Work request – Below are entries. Reproduce exactly the lines between the line holding "Alike in all" and the line holding "A: (a) 6.2; (b) -1.0.", inclusive, and only those.

Data records –
--- START ---
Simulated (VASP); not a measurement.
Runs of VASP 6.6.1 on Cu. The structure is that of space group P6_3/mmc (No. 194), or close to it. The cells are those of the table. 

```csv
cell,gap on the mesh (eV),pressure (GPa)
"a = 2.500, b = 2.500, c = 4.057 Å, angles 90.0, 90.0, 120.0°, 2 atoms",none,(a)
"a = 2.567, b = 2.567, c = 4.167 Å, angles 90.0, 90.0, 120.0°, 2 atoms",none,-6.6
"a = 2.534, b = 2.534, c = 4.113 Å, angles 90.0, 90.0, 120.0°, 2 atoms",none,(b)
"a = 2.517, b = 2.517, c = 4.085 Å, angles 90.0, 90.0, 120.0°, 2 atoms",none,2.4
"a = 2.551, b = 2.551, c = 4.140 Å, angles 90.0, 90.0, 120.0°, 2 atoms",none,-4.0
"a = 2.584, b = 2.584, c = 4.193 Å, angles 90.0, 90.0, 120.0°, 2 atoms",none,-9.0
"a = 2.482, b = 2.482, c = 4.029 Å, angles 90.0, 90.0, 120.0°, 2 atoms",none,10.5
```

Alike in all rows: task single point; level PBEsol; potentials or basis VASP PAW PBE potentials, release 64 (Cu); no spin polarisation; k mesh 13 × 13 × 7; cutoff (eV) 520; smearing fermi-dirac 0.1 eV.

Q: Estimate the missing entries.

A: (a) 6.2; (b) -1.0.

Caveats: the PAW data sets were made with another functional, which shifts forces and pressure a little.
--- END ---

Exercise answer –
Alike in all rows: task single point; level PBEsol; potentials or basis VASP PAW PBE potentials, release 64 (Cu); no spin polarisation; k mesh 13 × 13 × 7; cutoff (eV) 520; smearing fermi-dirac 0.1 eV.

Q: Estimate the missing entries.

A: (a) 6.2; (b) -1.0.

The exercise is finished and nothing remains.